* Provided material *

┌──

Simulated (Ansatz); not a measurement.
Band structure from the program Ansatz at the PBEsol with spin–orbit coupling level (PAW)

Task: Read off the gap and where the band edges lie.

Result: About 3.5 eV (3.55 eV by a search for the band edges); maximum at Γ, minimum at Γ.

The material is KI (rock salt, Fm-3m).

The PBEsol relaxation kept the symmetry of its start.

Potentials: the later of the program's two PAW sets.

└──

* Exercise *
Each line of the records above, from the first through the one containing "The PBEsol relaxation", is to be retyped exactly; no other line belongs.

* Exercise answer *
Simulated (Ansatz); not a measurement.
Band structure from the program Ansatz at the PBEsol with spin–orbit coupling level (PAW)

Task: Read off the gap and where the band edges lie.

Result: About 3.5 eV (3.55 eV by a search for the band edges); maximum at Γ, minimum at Γ.

The material is KI (rock salt, Fm-3m).

The PBEsol relaxation kept the symmetry of its start.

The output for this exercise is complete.